== Raw data ==
[Start of section]
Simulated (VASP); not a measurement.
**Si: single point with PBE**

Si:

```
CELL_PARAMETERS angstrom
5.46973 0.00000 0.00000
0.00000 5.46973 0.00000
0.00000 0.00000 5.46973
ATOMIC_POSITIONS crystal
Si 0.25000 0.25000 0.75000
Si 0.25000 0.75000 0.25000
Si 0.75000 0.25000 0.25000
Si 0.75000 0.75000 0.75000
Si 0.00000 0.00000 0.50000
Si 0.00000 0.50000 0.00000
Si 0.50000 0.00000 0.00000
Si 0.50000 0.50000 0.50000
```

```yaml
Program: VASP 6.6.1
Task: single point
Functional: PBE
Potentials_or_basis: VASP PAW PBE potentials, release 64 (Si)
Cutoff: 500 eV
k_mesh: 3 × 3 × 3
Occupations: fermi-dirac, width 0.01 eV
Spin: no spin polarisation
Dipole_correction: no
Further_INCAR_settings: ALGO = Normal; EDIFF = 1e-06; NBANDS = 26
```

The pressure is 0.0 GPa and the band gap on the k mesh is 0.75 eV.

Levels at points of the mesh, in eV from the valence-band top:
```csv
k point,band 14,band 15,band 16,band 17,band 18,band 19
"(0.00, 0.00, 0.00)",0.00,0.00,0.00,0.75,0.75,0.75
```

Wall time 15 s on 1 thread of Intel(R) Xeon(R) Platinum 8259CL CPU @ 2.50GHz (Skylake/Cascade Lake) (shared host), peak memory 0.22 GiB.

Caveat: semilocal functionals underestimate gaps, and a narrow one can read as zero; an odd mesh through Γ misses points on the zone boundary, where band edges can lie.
[End of section]

== Action item ==
The stopping point is the line containing "Wall time 15". Reproduce exactly every line of the material from the first through that one.

== Result ==
Simulated (VASP); not a measurement.
**Si: single point with PBE**

Si:

```
CELL_PARAMETERS angstrom
5.46973 0.00000 0.00000
0.00000 5.46973 0.00000
0.00000 0.00000 5.46973
ATOMIC_POSITIONS crystal
Si 0.25000 0.25000 0.75000
Si 0.25000 0.75000 0.25000
Si 0.75000 0.25000 0.25000
Si 0.75000 0.75000 0.75000
Si 0.00000 0.00000 0.50000
Si 0.00000 0.50000 0.00000
Si 0.50000 0.00000 0.00000
Si 0.50000 0.50000 0.50000
```

```yaml
Program: VASP 6.6.1
Task: single point
Functional: PBE
Potentials_or_basis: VASP PAW PBE potentials, release 64 (Si)
Cutoff: 500 eV
k_mesh: 3 × 3 × 3
Occupations: fermi-dirac, width 0.01 eV
Spin: no spin polarisation
Dipole_correction: no
Further_INCAR_settings: ALGO = Normal; EDIFF = 1e-06; NBANDS = 26
```

The pressure is 0.0 GPa and the band gap on the k mesh is 0.75 eV.

Levels at points of the mesh, in eV from the valence-band top:
```csv
k point,band 14,band 15,band 16,band 17,band 18,band 19
"(0.00, 0.00, 0.00)",0.00,0.00,0.00,0.75,0.75,0.75
```

Wall time 15 s on 1 thread of Intel(R) Xeon(R) Platinum 8259CL CPU @ 2.50GHz (Skylake/Cascade Lake) (shared host), peak memory 0.22 GiB.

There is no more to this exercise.